» Records provided
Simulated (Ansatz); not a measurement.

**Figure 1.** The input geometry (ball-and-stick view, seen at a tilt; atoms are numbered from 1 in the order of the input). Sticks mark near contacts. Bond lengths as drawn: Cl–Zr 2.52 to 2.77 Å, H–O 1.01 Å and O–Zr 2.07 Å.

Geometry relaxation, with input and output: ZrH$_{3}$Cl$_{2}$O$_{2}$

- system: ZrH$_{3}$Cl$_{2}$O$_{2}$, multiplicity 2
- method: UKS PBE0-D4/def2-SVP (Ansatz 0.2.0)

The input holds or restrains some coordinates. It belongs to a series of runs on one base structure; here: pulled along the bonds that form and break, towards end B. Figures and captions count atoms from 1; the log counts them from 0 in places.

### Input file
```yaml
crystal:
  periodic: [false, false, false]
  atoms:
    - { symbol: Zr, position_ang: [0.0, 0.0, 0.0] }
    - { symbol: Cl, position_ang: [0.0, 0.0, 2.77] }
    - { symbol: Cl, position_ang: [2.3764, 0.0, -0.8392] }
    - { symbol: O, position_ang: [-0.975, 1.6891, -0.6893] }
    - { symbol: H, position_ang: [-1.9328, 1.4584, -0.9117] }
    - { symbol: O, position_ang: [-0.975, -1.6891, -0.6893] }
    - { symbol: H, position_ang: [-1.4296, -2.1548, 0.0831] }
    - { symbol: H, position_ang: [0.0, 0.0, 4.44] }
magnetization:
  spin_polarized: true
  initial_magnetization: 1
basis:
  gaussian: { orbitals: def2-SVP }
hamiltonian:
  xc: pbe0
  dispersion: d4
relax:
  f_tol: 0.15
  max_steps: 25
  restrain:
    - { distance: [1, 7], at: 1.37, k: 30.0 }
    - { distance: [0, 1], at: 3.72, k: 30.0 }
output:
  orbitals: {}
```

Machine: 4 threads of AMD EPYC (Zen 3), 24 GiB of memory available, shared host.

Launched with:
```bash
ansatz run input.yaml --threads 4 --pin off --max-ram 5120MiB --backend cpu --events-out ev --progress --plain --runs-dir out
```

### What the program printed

» Assigned task
Beginning with the very first line of the records above, please retype each line through the one that has "- method: UKS PBE0-D4/def2-SVP (Ansatz 0.2.0)", and add nothing.

» Answer space
Simulated (Ansatz); not a measurement.

**Figure 1.** The input geometry (ball-and-stick view, seen at a tilt; atoms are numbered from 1 in the order of the input). Sticks mark near contacts. Bond lengths as drawn: Cl–Zr 2.52 to 2.77 Å, H–O 1.01 Å and O–Zr 2.07 Å.

Geometry relaxation, with input and output: ZrH$_{3}$Cl$_{2}$O$_{2}$

- system: ZrH$_{3}$Cl$_{2}$O$_{2}$, multiplicity 2
- method: UKS PBE0-D4/def2-SVP (Ansatz 0.2.0)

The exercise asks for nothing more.